SOURCE DATA section start

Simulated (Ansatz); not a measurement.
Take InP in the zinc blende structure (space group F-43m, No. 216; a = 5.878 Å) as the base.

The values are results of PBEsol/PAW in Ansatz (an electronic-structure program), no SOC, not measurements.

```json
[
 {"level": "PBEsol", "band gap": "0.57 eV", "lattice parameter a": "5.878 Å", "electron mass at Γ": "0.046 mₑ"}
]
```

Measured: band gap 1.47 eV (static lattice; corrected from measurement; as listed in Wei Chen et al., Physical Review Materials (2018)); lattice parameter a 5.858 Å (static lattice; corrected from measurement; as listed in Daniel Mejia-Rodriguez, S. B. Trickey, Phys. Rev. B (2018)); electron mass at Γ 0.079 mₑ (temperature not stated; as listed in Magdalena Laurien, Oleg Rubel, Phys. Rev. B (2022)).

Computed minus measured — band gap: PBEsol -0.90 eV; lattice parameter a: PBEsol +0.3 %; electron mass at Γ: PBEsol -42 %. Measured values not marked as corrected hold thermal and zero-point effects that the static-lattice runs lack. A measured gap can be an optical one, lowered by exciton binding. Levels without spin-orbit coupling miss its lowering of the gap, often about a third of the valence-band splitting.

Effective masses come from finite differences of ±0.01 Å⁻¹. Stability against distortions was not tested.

SOURCE DATA section end

EXERCISE ->
From the very first line of the data through the line with "Computed minus measured" in it, please reproduce each line exactly and output nothing more.

EXPECTED ANSWER ->
Simulated (Ansatz); not a measurement.
Take InP in the zinc blende structure (space group F-43m, No. 216; a = 5.878 Å) as the base.

The values are results of PBEsol/PAW in Ansatz (an electronic-structure program), no SOC, not measurements.

```json
[
 {"level": "PBEsol", "band gap": "0.57 eV", "lattice parameter a": "5.878 Å", "electron mass at Γ": "0.046 mₑ"}
]
```

Measured: band gap 1.47 eV (static lattice; corrected from measurement; as listed in Wei Chen et al., Physical Review Materials (2018)); lattice parameter a 5.858 Å (static lattice; corrected from measurement; as listed in Daniel Mejia-Rodriguez, S. B. Trickey, Phys. Rev. B (2018)); electron mass at Γ 0.079 mₑ (temperature not stated; as listed in Magdalena Laurien, Oleg Rubel, Phys. Rev. B (2022)).

Computed minus measured — band gap: PBEsol -0.90 eV; lattice parameter a: PBEsol +0.3 %; electron mass at Γ: PBEsol -42 %. Measured values not marked as corrected hold thermal and zero-point effects that the static-lattice runs lack. A measured gap can be an optical one, lowered by exciton binding. Levels without spin-orbit coupling miss its lowering of the gap, often about a third of the valence-band splitting.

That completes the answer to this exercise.